- [EXERCISE]: Each entry shown below is to be reproduced exactly.

- [SUPPLIED RECORDS]:
::::
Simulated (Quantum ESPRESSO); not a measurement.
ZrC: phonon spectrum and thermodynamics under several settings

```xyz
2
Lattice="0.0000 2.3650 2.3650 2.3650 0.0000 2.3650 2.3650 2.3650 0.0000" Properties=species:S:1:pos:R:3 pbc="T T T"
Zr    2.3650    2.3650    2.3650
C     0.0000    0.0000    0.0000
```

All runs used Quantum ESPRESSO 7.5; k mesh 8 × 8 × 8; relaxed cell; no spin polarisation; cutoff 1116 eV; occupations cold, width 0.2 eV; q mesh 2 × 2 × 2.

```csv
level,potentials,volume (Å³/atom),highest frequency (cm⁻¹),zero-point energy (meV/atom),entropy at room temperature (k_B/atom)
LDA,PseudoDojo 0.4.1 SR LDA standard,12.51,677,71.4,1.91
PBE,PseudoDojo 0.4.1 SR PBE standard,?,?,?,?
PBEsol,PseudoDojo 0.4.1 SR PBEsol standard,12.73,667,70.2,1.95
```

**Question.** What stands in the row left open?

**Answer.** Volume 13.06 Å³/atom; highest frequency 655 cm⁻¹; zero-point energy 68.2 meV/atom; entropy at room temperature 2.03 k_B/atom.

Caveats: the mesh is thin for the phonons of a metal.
::::

- [TASK ANSWER]:
Simulated (Quantum ESPRESSO); not a measurement.
ZrC: phonon spectrum and thermodynamics under several settings

```xyz
2
Lattice="0.0000 2.3650 2.3650 2.3650 0.0000 2.3650 2.3650 2.3650 0.0000" Properties=species:S:1:pos:R:3 pbc="T T T"
Zr    2.3650    2.3650    2.3650
C     0.0000    0.0000    0.0000
```

All runs used Quantum ESPRESSO 7.5; k mesh 8 × 8 × 8; relaxed cell; no spin polarisation; cutoff 1116 eV; occupations cold, width 0.2 eV; q mesh 2 × 2 × 2.

```csv
level,potentials,volume (Å³/atom),highest frequency (cm⁻¹),zero-point energy (meV/atom),entropy at room temperature (k_B/atom)
LDA,PseudoDojo 0.4.1 SR LDA standard,12.51,677,71.4,1.91
PBE,PseudoDojo 0.4.1 SR PBE standard,?,?,?,?
PBEsol,PseudoDojo 0.4.1 SR PBEsol standard,12.73,667,70.2,1.95
```

**Question.** What stands in the row left open?

**Answer.** Volume 13.06 Å³/atom; highest frequency 655 cm⁻¹; zero-point energy 68.2 meV/atom; entropy at room temperature 2.03 k_B/atom.

Caveats: the mesh is thin for the phonons of a metal.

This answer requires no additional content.